» Record excerpts
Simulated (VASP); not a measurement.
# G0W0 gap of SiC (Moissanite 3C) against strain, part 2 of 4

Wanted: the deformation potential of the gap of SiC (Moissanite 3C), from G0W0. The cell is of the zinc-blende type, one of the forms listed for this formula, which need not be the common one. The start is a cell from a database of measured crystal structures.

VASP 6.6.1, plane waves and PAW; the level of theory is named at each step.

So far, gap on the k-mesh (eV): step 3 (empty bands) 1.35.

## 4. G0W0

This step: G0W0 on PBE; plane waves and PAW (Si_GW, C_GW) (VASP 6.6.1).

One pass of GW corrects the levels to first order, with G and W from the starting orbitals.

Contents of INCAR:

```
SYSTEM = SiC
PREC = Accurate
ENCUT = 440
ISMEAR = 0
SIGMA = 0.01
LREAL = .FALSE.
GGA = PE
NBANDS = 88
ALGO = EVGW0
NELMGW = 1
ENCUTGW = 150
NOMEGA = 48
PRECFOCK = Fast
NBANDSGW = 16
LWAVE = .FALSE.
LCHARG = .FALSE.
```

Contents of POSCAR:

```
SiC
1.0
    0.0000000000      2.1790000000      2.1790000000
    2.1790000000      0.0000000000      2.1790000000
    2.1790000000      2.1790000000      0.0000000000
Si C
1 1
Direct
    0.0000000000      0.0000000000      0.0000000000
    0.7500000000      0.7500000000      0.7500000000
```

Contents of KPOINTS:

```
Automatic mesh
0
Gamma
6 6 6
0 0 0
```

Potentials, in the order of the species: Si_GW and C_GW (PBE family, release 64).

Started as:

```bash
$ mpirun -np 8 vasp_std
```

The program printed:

» Action item
Every line from the first entry to the line containing "# G0W0 gap of" should be transcribed exactly, and nothing beyond it.

» Exercise response
Simulated (VASP); not a measurement.
# G0W0 gap of SiC (Moissanite 3C) against strain, part 2 of 4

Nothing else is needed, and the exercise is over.